▶ [Work request]:
Each entry must be restated word for word, with nothing omitted.

▶ [Input data]:
####

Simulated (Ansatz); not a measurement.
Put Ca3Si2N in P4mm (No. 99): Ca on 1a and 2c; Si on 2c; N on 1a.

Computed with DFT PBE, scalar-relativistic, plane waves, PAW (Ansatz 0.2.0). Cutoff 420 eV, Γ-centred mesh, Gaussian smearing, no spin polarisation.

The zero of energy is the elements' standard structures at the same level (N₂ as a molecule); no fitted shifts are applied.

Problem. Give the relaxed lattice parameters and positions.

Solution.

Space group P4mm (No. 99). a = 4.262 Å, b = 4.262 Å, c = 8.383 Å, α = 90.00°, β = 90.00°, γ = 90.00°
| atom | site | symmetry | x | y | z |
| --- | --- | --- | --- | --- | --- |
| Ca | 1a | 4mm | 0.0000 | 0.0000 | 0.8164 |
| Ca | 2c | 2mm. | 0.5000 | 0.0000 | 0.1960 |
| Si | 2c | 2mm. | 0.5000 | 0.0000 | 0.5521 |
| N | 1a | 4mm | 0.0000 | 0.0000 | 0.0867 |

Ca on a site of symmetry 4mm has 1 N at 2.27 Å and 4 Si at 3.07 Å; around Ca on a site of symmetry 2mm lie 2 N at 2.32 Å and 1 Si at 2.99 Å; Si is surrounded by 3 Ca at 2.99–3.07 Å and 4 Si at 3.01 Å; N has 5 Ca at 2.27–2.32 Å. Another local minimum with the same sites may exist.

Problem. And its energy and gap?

####

▶ [Expected answer]:
Simulated (Ansatz); not a measurement.
Put Ca3Si2N in P4mm (No. 99): Ca on 1a and 2c; Si on 2c; N on 1a.

Computed with DFT PBE, scalar-relativistic, plane waves, PAW (Ansatz 0.2.0). Cutoff 420 eV, Γ-centred mesh, Gaussian smearing, no spin polarisation.

The zero of energy is the elements' standard structures at the same level (N₂ as a molecule); no fitted shifts are applied.

Problem. Give the relaxed lattice parameters and positions.

Solution.

Space group P4mm (No. 99). a = 4.262 Å, b = 4.262 Å, c = 8.383 Å, α = 90.00°, β = 90.00°, γ = 90.00°
| atom | site | symmetry | x | y | z |
| --- | --- | --- | --- | --- | --- |
| Ca | 1a | 4mm | 0.0000 | 0.0000 | 0.8164 |
| Ca | 2c | 2mm. | 0.5000 | 0.0000 | 0.1960 |
| Si | 2c | 2mm. | 0.5000 | 0.0000 | 0.5521 |
| N | 1a | 4mm | 0.0000 | 0.0000 | 0.0867 |

Ca on a site of symmetry 4mm has 1 N at 2.27 Å and 4 Si at 3.07 Å; around Ca on a site of symmetry 2mm lie 2 N at 2.32 Å and 1 Si at 2.99 Å; Si is surrounded by 3 Ca at 2.99–3.07 Å and 4 Si at 3.01 Å; N has 5 Ca at 2.27–2.32 Å. Another local minimum with the same sites may exist.

Problem. And its energy and gap?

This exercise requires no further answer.